ACTIVITY >> Your answer should be the complete data, copied exactly.

DATASET EXTRACT >>
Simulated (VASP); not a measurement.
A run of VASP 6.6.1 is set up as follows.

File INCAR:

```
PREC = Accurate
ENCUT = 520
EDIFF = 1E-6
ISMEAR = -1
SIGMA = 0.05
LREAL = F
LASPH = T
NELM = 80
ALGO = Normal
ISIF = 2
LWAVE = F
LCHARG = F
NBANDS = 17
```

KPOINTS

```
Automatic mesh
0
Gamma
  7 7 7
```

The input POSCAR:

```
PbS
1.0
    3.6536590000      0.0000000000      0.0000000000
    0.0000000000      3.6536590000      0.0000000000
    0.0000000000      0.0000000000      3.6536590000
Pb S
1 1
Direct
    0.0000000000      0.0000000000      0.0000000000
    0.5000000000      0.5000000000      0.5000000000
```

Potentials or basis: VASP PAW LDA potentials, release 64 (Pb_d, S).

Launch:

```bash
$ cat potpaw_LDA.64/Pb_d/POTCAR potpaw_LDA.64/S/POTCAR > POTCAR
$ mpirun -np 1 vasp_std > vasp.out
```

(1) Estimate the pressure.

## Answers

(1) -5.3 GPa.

TASK RESULT >>
Simulated (VASP); not a measurement.
A run of VASP 6.6.1 is set up as follows.

File INCAR:

```
PREC = Accurate
ENCUT = 520
EDIFF = 1E-6
ISMEAR = -1
SIGMA = 0.05
LREAL = F
LASPH = T
NELM = 80
ALGO = Normal
ISIF = 2
LWAVE = F
LCHARG = F
NBANDS = 17
```

KPOINTS

```
Automatic mesh
0
Gamma
  7 7 7
```

The input POSCAR:

```
PbS
1.0
    3.6536590000      0.0000000000      0.0000000000
    0.0000000000      3.6536590000      0.0000000000
    0.0000000000      0.0000000000      3.6536590000
Pb S
1 1
Direct
    0.0000000000      0.0000000000      0.0000000000
    0.5000000000      0.5000000000      0.5000000000
```

Potentials or basis: VASP PAW LDA potentials, release 64 (Pb_d, S).

Launch:

```bash
$ cat potpaw_LDA.64/Pb_d/POTCAR potpaw_LDA.64/S/POTCAR > POTCAR
$ mpirun -np 1 vasp_std > vasp.out
```

(1) Estimate the pressure.

## Answers

(1) -5.3 GPa.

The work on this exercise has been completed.